====

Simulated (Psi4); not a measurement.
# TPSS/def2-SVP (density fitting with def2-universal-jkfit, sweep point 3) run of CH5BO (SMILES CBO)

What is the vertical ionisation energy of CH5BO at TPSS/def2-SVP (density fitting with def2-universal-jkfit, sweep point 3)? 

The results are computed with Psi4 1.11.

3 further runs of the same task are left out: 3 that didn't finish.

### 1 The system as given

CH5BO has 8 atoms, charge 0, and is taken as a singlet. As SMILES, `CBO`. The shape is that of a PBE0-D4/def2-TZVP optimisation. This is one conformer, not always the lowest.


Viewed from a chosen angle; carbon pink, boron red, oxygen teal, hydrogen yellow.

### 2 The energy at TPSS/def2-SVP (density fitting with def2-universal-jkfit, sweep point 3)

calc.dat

====

**Assigned task**
The answer is the full set of records above, repeated exactly.

**Exercise result**
Simulated (Psi4); not a measurement.
# TPSS/def2-SVP (density fitting with def2-universal-jkfit, sweep point 3) run of CH5BO (SMILES CBO)

What is the vertical ionisation energy of CH5BO at TPSS/def2-SVP (density fitting with def2-universal-jkfit, sweep point 3)? 

The results are computed with Psi4 1.11.

3 further runs of the same task are left out: 3 that didn't finish.

### 1 The system as given

CH5BO has 8 atoms, charge 0, and is taken as a singlet. As SMILES, `CBO`. The shape is that of a PBE0-D4/def2-TZVP optimisation. This is one conformer, not always the lowest.


Viewed from a chosen angle; carbon pink, boron red, oxygen teal, hydrogen yellow.

### 2 The energy at TPSS/def2-SVP (density fitting with def2-universal-jkfit, sweep point 3)

calc.dat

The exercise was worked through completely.